Required action -
The full set of entries has to be output exactly.

Segment Start: Excerpted records

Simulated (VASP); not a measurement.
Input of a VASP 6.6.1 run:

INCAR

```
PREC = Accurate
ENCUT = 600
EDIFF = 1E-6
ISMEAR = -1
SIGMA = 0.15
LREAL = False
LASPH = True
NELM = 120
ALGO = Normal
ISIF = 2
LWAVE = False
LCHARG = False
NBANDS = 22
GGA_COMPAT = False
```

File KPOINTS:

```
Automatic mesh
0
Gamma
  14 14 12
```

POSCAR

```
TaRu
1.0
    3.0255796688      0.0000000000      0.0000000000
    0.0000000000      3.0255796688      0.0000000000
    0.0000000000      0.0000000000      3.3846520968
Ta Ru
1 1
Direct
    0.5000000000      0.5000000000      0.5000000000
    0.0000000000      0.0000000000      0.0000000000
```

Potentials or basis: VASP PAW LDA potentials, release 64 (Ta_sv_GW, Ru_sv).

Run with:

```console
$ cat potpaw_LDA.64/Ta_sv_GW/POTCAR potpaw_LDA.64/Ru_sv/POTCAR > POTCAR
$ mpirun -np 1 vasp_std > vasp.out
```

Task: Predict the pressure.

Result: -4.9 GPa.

Segment End: Excerpted records

Exercise solution -
Simulated (VASP); not a measurement.
Input of a VASP 6.6.1 run:

INCAR

```
PREC = Accurate
ENCUT = 600
EDIFF = 1E-6
ISMEAR = -1
SIGMA = 0.15
LREAL = False
LASPH = True
NELM = 120
ALGO = Normal
ISIF = 2
LWAVE = False
LCHARG = False
NBANDS = 22
GGA_COMPAT = False
```

File KPOINTS:

```
Automatic mesh
0
Gamma
  14 14 12
```

POSCAR

```
TaRu
1.0
    3.0255796688      0.0000000000      0.0000000000
    0.0000000000      3.0255796688      0.0000000000
    0.0000000000      0.0000000000      3.3846520968
Ta Ru
1 1
Direct
    0.5000000000      0.5000000000      0.5000000000
    0.0000000000      0.0000000000      0.0000000000
```

Potentials or basis: VASP PAW LDA potentials, release 64 (Ta_sv_GW, Ru_sv).

Run with:

```console
$ cat potpaw_LDA.64/Ta_sv_GW/POTCAR potpaw_LDA.64/Ru_sv/POTCAR > POTCAR
$ mpirun -np 1 vasp_std > vasp.out
```

Task: Predict the pressure.

Result: -4.9 GPa.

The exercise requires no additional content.